▶ Entries supplied
——
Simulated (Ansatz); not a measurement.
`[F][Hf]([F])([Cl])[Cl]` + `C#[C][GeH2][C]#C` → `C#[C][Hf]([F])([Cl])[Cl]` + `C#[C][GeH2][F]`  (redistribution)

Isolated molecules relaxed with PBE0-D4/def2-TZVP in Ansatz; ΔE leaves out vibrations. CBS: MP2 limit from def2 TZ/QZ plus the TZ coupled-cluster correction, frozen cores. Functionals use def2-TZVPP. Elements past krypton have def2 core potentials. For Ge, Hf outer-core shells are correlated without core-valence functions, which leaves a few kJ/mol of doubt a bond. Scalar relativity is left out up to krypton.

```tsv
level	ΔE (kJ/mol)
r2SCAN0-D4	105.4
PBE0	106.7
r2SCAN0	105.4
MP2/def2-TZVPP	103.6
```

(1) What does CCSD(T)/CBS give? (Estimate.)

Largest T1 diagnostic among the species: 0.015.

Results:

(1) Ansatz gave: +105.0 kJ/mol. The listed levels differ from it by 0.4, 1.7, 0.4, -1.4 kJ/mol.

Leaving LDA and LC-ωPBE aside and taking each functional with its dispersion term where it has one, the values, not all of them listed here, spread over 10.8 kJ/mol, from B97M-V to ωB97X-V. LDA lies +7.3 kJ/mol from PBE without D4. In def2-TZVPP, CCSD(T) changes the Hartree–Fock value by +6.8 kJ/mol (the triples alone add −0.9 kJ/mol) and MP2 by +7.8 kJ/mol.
——

▶ Action item
Write out the records again so that each line matches the original exactly.

▶ Your solution
Simulated (Ansatz); not a measurement.
`[F][Hf]([F])([Cl])[Cl]` + `C#[C][GeH2][C]#C` → `C#[C][Hf]([F])([Cl])[Cl]` + `C#[C][GeH2][F]`  (redistribution)

Isolated molecules relaxed with PBE0-D4/def2-TZVP in Ansatz; ΔE leaves out vibrations. CBS: MP2 limit from def2 TZ/QZ plus the TZ coupled-cluster correction, frozen cores. Functionals use def2-TZVPP. Elements past krypton have def2 core potentials. For Ge, Hf outer-core shells are correlated without core-valence functions, which leaves a few kJ/mol of doubt a bond. Scalar relativity is left out up to krypton.

```tsv
level	ΔE (kJ/mol)
r2SCAN0-D4	105.4
PBE0	106.7
r2SCAN0	105.4
MP2/def2-TZVPP	103.6
```

(1) What does CCSD(T)/CBS give? (Estimate.)

Largest T1 diagnostic among the species: 0.015.

Results:

(1) Ansatz gave: +105.0 kJ/mol. The listed levels differ from it by 0.4, 1.7, 0.4, -1.4 kJ/mol.

Leaving LDA and LC-ωPBE aside and taking each functional with its dispersion term where it has one, the values, not all of them listed here, spread over 10.8 kJ/mol, from B97M-V to ωB97X-V. LDA lies +7.3 kJ/mol from PBE without D4. In def2-TZVPP, CCSD(T) changes the Hartree–Fock value by +6.8 kJ/mol (the triples alone add −0.9 kJ/mol) and MP2 by +7.8 kJ/mol.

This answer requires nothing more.